= = = = = = =

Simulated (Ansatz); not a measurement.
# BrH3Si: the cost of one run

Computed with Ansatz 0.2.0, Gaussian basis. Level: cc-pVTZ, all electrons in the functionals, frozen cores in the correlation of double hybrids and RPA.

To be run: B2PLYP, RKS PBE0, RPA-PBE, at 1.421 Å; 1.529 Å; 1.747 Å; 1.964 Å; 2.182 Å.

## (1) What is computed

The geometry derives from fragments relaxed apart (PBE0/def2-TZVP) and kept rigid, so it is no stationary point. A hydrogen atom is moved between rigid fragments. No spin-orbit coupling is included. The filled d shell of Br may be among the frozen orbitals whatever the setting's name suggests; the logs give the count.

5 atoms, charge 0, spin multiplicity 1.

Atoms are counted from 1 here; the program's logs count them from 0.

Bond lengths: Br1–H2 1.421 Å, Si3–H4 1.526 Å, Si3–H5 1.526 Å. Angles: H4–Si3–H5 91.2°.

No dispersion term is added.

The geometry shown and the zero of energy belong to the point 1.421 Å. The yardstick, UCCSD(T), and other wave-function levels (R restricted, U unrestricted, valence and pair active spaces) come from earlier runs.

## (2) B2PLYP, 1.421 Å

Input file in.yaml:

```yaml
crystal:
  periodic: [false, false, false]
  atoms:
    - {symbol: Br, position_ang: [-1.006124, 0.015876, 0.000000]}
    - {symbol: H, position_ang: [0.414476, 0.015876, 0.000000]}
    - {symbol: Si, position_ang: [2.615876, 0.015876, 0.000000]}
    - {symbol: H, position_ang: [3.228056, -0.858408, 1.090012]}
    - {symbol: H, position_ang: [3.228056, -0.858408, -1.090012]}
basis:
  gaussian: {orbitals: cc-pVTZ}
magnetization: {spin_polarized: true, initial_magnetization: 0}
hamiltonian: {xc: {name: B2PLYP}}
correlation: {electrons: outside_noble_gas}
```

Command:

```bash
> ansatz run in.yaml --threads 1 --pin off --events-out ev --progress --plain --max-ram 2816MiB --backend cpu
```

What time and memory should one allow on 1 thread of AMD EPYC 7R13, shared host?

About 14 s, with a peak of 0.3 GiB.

= = = = = = =

*Required action:*
Would you restate, word for word, every line of the listing from its first line through the line with "## (1) What is computed"?

*Exercise response:*
Simulated (Ansatz); not a measurement.
# BrH3Si: the cost of one run

Computed with Ansatz 0.2.0, Gaussian basis. Level: cc-pVTZ, all electrons in the functionals, frozen cores in the correlation of double hybrids and RPA.

To be run: B2PLYP, RKS PBE0, RPA-PBE, at 1.421 Å; 1.529 Å; 1.747 Å; 1.964 Å; 2.182 Å.

## (1) What is computed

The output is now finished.